Entries supplied –
'''
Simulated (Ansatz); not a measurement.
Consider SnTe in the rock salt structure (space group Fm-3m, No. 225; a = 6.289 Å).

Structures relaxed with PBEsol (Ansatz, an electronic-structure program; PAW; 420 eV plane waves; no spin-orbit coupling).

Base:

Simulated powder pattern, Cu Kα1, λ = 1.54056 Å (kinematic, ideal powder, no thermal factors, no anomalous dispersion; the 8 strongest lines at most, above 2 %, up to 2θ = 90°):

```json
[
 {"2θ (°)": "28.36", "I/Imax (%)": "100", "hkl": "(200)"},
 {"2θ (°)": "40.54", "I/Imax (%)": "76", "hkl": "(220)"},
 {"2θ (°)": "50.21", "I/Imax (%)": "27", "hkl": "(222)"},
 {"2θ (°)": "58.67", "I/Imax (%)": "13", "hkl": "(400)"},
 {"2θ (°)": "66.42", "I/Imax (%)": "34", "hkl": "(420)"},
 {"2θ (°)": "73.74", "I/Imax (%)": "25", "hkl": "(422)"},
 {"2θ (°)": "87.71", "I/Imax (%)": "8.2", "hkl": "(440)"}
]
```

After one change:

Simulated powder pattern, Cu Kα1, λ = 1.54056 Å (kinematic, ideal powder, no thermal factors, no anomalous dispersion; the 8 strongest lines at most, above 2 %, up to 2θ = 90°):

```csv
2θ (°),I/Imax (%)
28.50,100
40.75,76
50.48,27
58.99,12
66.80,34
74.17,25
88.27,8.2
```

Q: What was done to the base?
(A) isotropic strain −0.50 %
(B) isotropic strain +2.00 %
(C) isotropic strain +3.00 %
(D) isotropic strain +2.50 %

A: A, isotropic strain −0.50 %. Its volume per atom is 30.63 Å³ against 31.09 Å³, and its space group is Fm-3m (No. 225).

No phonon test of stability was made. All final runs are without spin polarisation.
'''

Work order – All that is needed is the opening run of the data, given again exactly: please include every line from the first through the line with "A: A, isotropic", both ends kept.

Written answer –
Simulated (Ansatz); not a measurement.
Consider SnTe in the rock salt structure (space group Fm-3m, No. 225; a = 6.289 Å).

Structures relaxed with PBEsol (Ansatz, an electronic-structure program; PAW; 420 eV plane waves; no spin-orbit coupling).

Base:

Simulated powder pattern, Cu Kα1, λ = 1.54056 Å (kinematic, ideal powder, no thermal factors, no anomalous dispersion; the 8 strongest lines at most, above 2 %, up to 2θ = 90°):

```json
[
 {"2θ (°)": "28.36", "I/Imax (%)": "100", "hkl": "(200)"},
 {"2θ (°)": "40.54", "I/Imax (%)": "76", "hkl": "(220)"},
 {"2θ (°)": "50.21", "I/Imax (%)": "27", "hkl": "(222)"},
 {"2θ (°)": "58.67", "I/Imax (%)": "13", "hkl": "(400)"},
 {"2θ (°)": "66.42", "I/Imax (%)": "34", "hkl": "(420)"},
 {"2θ (°)": "73.74", "I/Imax (%)": "25", "hkl": "(422)"},
 {"2θ (°)": "87.71", "I/Imax (%)": "8.2", "hkl": "(440)"}
]
```

After one change:

Simulated powder pattern, Cu Kα1, λ = 1.54056 Å (kinematic, ideal powder, no thermal factors, no anomalous dispersion; the 8 strongest lines at most, above 2 %, up to 2θ = 90°):

```csv
2θ (°),I/Imax (%)
28.50,100
40.75,76
50.48,27
58.99,12
66.80,34
74.17,25
88.27,8.2
```

Q: What was done to the base?
(A) isotropic strain −0.50 %
(B) isotropic strain +2.00 %
(C) isotropic strain +3.00 %
(D) isotropic strain +2.50 %

A: A, isotropic strain −0.50 %. Its volume per atom is 30.63 Å³ against 31.09 Å³, and its space group is Fm-3m (No. 225).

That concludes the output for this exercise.